*Listed records:*
______
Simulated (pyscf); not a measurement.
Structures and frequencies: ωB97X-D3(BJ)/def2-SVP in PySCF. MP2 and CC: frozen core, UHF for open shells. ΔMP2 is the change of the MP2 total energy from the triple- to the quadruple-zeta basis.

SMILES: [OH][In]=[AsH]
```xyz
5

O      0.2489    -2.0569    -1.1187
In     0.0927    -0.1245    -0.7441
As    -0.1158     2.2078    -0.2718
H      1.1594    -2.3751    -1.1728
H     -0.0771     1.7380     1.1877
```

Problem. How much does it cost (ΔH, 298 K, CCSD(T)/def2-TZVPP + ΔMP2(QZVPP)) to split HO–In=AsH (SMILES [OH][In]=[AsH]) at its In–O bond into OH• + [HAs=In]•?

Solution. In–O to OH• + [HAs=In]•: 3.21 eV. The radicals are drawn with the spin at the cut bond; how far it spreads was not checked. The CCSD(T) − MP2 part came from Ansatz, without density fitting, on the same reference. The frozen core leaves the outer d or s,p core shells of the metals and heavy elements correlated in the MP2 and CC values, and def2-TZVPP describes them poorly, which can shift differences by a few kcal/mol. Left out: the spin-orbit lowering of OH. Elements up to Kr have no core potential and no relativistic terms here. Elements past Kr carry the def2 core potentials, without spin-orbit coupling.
______

*Work task:*
From the records above, copy out the line with "Structures and frequencies: ωB97X-D3(BJ)/def2-SVP", the line with "Problem. How much", and every line between them, word for word.

*Solution:*
Structures and frequencies: ωB97X-D3(BJ)/def2-SVP in PySCF. MP2 and CC: frozen core, UHF for open shells. ΔMP2 is the change of the MP2 total energy from the triple- to the quadruple-zeta basis.

SMILES: [OH][In]=[AsH]
```xyz
5

O      0.2489    -2.0569    -1.1187
In     0.0927    -0.1245    -0.7441
As    -0.1158     2.2078    -0.2718
H      1.1594    -2.3751    -1.1728
H     -0.0771     1.7380     1.1877
```

Problem. How much does it cost (ΔH, 298 K, CCSD(T)/def2-TZVPP + ΔMP2(QZVPP)) to split HO–In=AsH (SMILES [OH][In]=[AsH]) at its In–O bond into OH• + [HAs=In]•?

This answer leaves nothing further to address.